Extracted data:
┄┄┄┄┄┄┄┄┄┄┄┄┄┄┄┄┄┄┄┄
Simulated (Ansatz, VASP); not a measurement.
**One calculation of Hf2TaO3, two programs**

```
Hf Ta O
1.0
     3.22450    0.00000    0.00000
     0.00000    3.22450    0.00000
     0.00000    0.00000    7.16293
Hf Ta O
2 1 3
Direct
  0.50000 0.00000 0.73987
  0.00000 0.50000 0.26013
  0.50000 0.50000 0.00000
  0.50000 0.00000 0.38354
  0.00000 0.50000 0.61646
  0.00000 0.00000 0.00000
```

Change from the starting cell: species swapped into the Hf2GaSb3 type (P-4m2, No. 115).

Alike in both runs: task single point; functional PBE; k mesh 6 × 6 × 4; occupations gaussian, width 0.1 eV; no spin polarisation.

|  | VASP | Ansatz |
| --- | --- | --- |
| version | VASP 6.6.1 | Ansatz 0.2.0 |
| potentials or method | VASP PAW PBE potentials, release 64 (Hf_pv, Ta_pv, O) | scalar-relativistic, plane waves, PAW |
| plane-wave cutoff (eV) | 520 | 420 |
┄┄┄┄┄┄┄┄┄┄┄┄┄┄┄┄┄┄┄┄

Task item: Please write out exactly the lines from the start of the data through the line that contains "waves, PAW |", both ends included, and nothing else.

Answer space:
Simulated (Ansatz, VASP); not a measurement.
**One calculation of Hf2TaO3, two programs**

```
Hf Ta O
1.0
     3.22450    0.00000    0.00000
     0.00000    3.22450    0.00000
     0.00000    0.00000    7.16293
Hf Ta O
2 1 3
Direct
  0.50000 0.00000 0.73987
  0.00000 0.50000 0.26013
  0.50000 0.50000 0.00000
  0.50000 0.00000 0.38354
  0.00000 0.50000 0.61646
  0.00000 0.00000 0.00000
```

Change from the starting cell: species swapped into the Hf2GaSb3 type (P-4m2, No. 115).

Alike in both runs: task single point; functional PBE; k mesh 6 × 6 × 4; occupations gaussian, width 0.1 eV; no spin polarisation.

|  | VASP | Ansatz |
| --- | --- | --- |
| version | VASP 6.6.1 | Ansatz 0.2.0 |
| potentials or method | VASP PAW PBE potentials, release 64 (Hf_pv, Ta_pv, O) | scalar-relativistic, plane waves, PAW |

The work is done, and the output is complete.